→ Work item
Retype every entry exactly, down to the last character.

** Opening Entries provided block **

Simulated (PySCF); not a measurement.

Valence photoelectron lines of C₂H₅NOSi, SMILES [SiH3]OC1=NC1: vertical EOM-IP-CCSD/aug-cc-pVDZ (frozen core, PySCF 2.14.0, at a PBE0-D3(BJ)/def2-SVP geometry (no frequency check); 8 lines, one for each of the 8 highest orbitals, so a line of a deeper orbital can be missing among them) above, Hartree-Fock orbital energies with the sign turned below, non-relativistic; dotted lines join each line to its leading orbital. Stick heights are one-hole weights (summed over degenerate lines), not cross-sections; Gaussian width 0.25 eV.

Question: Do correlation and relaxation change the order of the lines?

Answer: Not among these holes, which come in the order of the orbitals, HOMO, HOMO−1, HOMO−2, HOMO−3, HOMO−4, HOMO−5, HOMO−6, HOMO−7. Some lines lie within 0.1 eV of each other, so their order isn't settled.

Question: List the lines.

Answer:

** Closing Entries provided block **

→ Your solution
Simulated (PySCF); not a measurement.

Valence photoelectron lines of C₂H₅NOSi, SMILES [SiH3]OC1=NC1: vertical EOM-IP-CCSD/aug-cc-pVDZ (frozen core, PySCF 2.14.0, at a PBE0-D3(BJ)/def2-SVP geometry (no frequency check); 8 lines, one for each of the 8 highest orbitals, so a line of a deeper orbital can be missing among them) above, Hartree-Fock orbital energies with the sign turned below, non-relativistic; dotted lines join each line to its leading orbital. Stick heights are one-hole weights (summed over degenerate lines), not cross-sections; Gaussian width 0.25 eV.

Question: Do correlation and relaxation change the order of the lines?

Answer: Not among these holes, which come in the order of the orbitals, HOMO, HOMO−1, HOMO−2, HOMO−3, HOMO−4, HOMO−5, HOMO−6, HOMO−7. Some lines lie within 0.1 eV of each other, so their order isn't settled.

Question: List the lines.

Answer:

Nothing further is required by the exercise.